The answer should be an exact repeat of the stretch of material below from the line containing "Answer: With f" through the line containing "Answer: γ = −d".

****************************************
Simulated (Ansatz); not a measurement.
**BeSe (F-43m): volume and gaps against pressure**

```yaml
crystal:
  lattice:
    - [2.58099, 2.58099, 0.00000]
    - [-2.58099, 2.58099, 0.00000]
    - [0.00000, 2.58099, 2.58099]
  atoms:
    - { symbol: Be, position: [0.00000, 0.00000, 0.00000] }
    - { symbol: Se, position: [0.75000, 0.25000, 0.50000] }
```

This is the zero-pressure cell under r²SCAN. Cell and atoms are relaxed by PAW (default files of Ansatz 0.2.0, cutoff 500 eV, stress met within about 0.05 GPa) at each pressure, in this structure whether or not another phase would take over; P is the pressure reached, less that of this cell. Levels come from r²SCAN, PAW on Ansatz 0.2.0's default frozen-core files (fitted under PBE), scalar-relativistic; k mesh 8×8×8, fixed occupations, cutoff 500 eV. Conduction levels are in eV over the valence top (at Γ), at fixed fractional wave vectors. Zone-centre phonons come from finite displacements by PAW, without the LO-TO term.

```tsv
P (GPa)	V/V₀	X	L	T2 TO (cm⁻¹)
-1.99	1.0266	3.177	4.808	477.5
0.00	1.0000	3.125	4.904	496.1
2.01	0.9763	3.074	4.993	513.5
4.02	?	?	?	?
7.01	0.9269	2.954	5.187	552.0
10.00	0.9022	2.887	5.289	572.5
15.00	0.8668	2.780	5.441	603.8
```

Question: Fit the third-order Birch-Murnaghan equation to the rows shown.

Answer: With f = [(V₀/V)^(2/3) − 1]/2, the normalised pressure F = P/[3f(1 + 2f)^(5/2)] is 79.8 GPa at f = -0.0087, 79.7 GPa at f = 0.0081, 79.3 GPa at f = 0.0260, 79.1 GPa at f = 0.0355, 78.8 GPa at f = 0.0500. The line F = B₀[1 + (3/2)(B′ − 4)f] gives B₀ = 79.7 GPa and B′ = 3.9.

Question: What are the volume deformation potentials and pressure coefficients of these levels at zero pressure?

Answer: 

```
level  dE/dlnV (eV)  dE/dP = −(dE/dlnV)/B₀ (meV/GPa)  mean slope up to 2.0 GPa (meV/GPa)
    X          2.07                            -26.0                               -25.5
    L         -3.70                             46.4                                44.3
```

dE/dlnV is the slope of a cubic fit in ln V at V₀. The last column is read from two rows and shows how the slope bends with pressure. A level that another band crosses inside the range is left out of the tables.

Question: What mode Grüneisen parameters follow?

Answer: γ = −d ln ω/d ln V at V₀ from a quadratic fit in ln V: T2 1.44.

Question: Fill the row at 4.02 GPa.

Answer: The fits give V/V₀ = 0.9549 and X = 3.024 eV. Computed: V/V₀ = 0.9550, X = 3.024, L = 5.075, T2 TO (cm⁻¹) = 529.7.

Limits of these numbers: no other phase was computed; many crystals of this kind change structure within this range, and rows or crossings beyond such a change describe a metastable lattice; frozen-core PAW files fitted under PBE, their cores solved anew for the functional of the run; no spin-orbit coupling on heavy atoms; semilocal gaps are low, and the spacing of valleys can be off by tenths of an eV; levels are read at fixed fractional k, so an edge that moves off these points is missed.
****************************************

_EXERCISE ANSWER_
Answer: With f = [(V₀/V)^(2/3) − 1]/2, the normalised pressure F = P/[3f(1 + 2f)^(5/2)] is 79.8 GPa at f = -0.0087, 79.7 GPa at f = 0.0081, 79.3 GPa at f = 0.0260, 79.1 GPa at f = 0.0355, 78.8 GPa at f = 0.0500. The line F = B₀[1 + (3/2)(B′ − 4)f] gives B₀ = 79.7 GPa and B′ = 3.9.

Question: What are the volume deformation potentials and pressure coefficients of these levels at zero pressure?

Answer: 

```
level  dE/dlnV (eV)  dE/dP = −(dE/dlnV)/B₀ (meV/GPa)  mean slope up to 2.0 GPa (meV/GPa)
    X          2.07                            -26.0                               -25.5
    L         -3.70                             46.4                                44.3
```

dE/dlnV is the slope of a cubic fit in ln V at V₀. The last column is read from two rows and shows how the slope bends with pressure. A level that another band crosses inside the range is left out of the tables.

Question: What mode Grüneisen parameters follow?

Answer: γ = −d ln ω/d ln V at V₀ from a quadratic fit in ln V: T2 1.44.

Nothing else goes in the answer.